Work request: Copy out all the records exactly.

[[ Material supplied open ]]
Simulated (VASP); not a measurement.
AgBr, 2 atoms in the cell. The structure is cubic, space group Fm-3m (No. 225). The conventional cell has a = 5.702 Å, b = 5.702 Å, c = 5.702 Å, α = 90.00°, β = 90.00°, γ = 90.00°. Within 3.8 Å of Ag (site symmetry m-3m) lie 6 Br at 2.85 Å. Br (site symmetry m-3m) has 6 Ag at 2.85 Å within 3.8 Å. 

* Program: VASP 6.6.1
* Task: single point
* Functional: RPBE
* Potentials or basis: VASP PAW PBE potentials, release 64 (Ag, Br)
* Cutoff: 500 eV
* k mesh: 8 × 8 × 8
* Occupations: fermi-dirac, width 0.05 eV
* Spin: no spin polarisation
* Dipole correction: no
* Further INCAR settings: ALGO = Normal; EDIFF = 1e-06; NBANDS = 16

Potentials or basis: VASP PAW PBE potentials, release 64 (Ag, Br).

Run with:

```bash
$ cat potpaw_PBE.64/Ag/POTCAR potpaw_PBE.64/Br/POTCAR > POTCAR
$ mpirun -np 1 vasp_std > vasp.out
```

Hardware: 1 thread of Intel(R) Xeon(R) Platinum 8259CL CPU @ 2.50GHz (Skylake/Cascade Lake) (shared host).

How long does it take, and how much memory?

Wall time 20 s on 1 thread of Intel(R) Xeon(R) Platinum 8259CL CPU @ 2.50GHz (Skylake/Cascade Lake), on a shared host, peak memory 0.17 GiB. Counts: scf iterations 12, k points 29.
[[ Material supplied closed ]]

Response box:
Simulated (VASP); not a measurement.
AgBr, 2 atoms in the cell. The structure is cubic, space group Fm-3m (No. 225). The conventional cell has a = 5.702 Å, b = 5.702 Å, c = 5.702 Å, α = 90.00°, β = 90.00°, γ = 90.00°. Within 3.8 Å of Ag (site symmetry m-3m) lie 6 Br at 2.85 Å. Br (site symmetry m-3m) has 6 Ag at 2.85 Å within 3.8 Å. 

* Program: VASP 6.6.1
* Task: single point
* Functional: RPBE
* Potentials or basis: VASP PAW PBE potentials, release 64 (Ag, Br)
* Cutoff: 500 eV
* k mesh: 8 × 8 × 8
* Occupations: fermi-dirac, width 0.05 eV
* Spin: no spin polarisation
* Dipole correction: no
* Further INCAR settings: ALGO = Normal; EDIFF = 1e-06; NBANDS = 16

Potentials or basis: VASP PAW PBE potentials, release 64 (Ag, Br).

Run with:

```bash
$ cat potpaw_PBE.64/Ag/POTCAR potpaw_PBE.64/Br/POTCAR > POTCAR
$ mpirun -np 1 vasp_std > vasp.out
```

Hardware: 1 thread of Intel(R) Xeon(R) Platinum 8259CL CPU @ 2.50GHz (Skylake/Cascade Lake) (shared host).

How long does it take, and how much memory?

Wall time 20 s on 1 thread of Intel(R) Xeon(R) Platinum 8259CL CPU @ 2.50GHz (Skylake/Cascade Lake), on a shared host, peak memory 0.17 GiB. Counts: scf iterations 12, k points 29.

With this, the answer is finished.